RAW DATA →
====

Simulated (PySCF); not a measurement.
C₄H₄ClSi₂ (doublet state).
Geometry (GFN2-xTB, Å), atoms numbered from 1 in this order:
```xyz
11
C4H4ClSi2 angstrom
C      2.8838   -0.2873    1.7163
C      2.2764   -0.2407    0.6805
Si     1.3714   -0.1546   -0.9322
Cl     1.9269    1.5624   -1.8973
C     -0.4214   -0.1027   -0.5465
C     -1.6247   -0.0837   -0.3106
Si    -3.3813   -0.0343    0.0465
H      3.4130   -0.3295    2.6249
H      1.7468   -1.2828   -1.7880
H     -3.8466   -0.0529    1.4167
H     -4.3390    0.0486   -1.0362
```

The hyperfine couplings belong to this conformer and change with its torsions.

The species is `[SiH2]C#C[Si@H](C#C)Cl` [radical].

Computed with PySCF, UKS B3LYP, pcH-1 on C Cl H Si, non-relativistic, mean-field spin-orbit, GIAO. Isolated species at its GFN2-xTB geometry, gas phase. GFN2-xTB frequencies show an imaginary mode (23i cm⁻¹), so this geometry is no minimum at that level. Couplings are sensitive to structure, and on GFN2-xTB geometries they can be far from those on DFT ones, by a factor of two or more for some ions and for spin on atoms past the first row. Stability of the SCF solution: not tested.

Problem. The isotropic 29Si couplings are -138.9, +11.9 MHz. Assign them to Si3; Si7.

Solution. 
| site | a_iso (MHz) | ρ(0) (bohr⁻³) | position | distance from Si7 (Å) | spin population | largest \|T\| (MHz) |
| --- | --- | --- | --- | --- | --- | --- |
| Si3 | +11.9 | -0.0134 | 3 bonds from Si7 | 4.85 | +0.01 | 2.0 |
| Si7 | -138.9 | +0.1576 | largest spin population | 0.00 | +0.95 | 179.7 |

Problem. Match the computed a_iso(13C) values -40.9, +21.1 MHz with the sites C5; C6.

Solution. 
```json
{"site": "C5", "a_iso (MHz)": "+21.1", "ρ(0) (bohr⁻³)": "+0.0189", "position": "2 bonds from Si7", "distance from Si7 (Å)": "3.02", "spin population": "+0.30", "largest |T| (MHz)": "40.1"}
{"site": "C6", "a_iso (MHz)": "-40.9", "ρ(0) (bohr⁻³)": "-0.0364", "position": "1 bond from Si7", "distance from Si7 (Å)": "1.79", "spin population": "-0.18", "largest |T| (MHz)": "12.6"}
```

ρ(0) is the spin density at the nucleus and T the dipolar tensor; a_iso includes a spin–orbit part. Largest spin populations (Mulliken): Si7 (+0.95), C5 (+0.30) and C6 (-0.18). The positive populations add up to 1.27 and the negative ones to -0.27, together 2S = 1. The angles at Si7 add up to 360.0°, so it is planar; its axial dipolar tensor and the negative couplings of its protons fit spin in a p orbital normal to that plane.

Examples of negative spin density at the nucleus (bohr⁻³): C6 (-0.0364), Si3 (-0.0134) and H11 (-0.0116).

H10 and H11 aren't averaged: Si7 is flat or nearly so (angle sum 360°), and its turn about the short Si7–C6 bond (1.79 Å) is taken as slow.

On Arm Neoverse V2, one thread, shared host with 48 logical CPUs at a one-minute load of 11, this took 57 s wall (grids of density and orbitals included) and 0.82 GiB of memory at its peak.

====

TASK ITEM → In the reply, include exactly the lines from the beginning of the entries above through the line holding "The species is", and nothing besides.

TASK ANSWER →
Simulated (PySCF); not a measurement.
C₄H₄ClSi₂ (doublet state).
Geometry (GFN2-xTB, Å), atoms numbered from 1 in this order:
```xyz
11
C4H4ClSi2 angstrom
C      2.8838   -0.2873    1.7163
C      2.2764   -0.2407    0.6805
Si     1.3714   -0.1546   -0.9322
Cl     1.9269    1.5624   -1.8973
C     -0.4214   -0.1027   -0.5465
C     -1.6247   -0.0837   -0.3106
Si    -3.3813   -0.0343    0.0465
H      3.4130   -0.3295    2.6249
H      1.7468   -1.2828   -1.7880
H     -3.8466   -0.0529    1.4167
H     -4.3390    0.0486   -1.0362
```

The hyperfine couplings belong to this conformer and change with its torsions.

The species is `[SiH2]C#C[Si@H](C#C)Cl` [radical].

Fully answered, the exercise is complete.